■ Brief ■
Lines below starting with the line with "species is it?" and going on through the line with "bent (angle 163.5°)." must be output exactly; the rest of the records must be left out.

■ Data for review ■
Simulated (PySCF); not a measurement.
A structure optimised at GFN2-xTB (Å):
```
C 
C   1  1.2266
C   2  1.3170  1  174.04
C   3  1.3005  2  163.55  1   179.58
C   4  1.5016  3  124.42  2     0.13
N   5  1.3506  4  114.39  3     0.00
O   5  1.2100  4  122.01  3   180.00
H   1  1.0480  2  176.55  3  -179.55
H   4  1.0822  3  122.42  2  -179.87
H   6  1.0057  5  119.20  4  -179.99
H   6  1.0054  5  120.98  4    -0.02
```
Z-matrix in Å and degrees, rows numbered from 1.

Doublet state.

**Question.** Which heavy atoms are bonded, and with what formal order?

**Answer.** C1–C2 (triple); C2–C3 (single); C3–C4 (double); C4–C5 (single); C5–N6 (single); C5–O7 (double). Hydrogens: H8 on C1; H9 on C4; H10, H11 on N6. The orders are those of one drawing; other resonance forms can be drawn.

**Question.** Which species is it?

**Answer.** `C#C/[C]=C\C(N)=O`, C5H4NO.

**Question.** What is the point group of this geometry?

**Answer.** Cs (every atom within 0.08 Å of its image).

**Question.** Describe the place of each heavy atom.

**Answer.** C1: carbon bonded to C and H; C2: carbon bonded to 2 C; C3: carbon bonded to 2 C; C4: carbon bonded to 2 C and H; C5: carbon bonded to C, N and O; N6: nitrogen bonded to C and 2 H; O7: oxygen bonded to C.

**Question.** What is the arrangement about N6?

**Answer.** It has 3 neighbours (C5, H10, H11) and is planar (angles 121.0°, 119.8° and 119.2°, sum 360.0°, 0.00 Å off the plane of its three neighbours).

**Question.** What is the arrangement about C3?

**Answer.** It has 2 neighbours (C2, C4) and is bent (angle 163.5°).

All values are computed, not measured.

■ Task output ■
**Question.** Which species is it?

**Answer.** `C#C/[C]=C\C(N)=O`, C5H4NO.

**Question.** What is the point group of this geometry?

**Answer.** Cs (every atom within 0.08 Å of its image).

**Question.** Describe the place of each heavy atom.

**Answer.** C1: carbon bonded to C and H; C2: carbon bonded to 2 C; C3: carbon bonded to 2 C; C4: carbon bonded to 2 C and H; C5: carbon bonded to C, N and O; N6: nitrogen bonded to C and 2 H; O7: oxygen bonded to C.

**Question.** What is the arrangement about N6?

**Answer.** It has 3 neighbours (C5, H10, H11) and is planar (angles 121.0°, 119.8° and 119.2°, sum 360.0°, 0.00 Å off the plane of its three neighbours).

**Question.** What is the arrangement about C3?

**Answer.** It has 2 neighbours (C2, C4) and is bent (angle 163.5°).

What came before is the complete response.